# EXTRACTED ENTRIES
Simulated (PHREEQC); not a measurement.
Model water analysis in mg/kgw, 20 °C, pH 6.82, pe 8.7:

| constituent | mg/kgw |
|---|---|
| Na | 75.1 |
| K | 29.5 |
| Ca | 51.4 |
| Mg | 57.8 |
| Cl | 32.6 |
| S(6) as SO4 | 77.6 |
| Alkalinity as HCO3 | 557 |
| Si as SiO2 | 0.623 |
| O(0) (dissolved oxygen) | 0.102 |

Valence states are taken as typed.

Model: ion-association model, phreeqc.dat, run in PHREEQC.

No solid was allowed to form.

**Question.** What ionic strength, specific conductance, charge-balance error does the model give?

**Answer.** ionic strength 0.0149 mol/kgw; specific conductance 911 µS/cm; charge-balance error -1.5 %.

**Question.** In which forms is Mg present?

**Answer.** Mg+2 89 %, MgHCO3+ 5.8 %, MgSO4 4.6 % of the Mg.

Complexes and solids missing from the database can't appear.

# WORK TASK
Beginning at the opening line of the data, transcribe each line exactly until you reach the line with "4.6 % of the Mg.", which you also include, and go no further.

# EXERCISE OUTPUT
Simulated (PHREEQC); not a measurement.
Model water analysis in mg/kgw, 20 °C, pH 6.82, pe 8.7:

| constituent | mg/kgw |
|---|---|
| Na | 75.1 |
| K | 29.5 |
| Ca | 51.4 |
| Mg | 57.8 |
| Cl | 32.6 |
| S(6) as SO4 | 77.6 |
| Alkalinity as HCO3 | 557 |
| Si as SiO2 | 0.623 |
| O(0) (dissolved oxygen) | 0.102 |

Valence states are taken as typed.

Model: ion-association model, phreeqc.dat, run in PHREEQC.

No solid was allowed to form.

**Question.** What ionic strength, specific conductance, charge-balance error does the model give?

**Answer.** ionic strength 0.0149 mol/kgw; specific conductance 911 µS/cm; charge-balance error -1.5 %.

**Question.** In which forms is Mg present?

**Answer.** Mg+2 89 %, MgHCO3+ 5.8 %, MgSO4 4.6 % of the Mg.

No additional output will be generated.